- **INFORMATION**:
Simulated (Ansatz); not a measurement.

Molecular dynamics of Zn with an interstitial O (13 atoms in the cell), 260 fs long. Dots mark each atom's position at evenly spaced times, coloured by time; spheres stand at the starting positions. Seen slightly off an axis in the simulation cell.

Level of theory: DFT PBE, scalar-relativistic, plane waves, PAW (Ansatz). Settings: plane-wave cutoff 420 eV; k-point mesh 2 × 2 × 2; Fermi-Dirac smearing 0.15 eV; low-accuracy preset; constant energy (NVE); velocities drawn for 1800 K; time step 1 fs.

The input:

- **WORK ITEM**:
Repeat the entire listing above, keeping every line exactly the same.

- **EXPECTED ANSWER**:
Simulated (Ansatz); not a measurement.

Molecular dynamics of Zn with an interstitial O (13 atoms in the cell), 260 fs long. Dots mark each atom's position at evenly spaced times, coloured by time; spheres stand at the starting positions. Seen slightly off an axis in the simulation cell.

Level of theory: DFT PBE, scalar-relativistic, plane waves, PAW (Ansatz). Settings: plane-wave cutoff 420 eV; k-point mesh 2 × 2 × 2; Fermi-Dirac smearing 0.15 eV; low-accuracy preset; constant energy (NVE); velocities drawn for 1800 K; time step 1 fs.

The input:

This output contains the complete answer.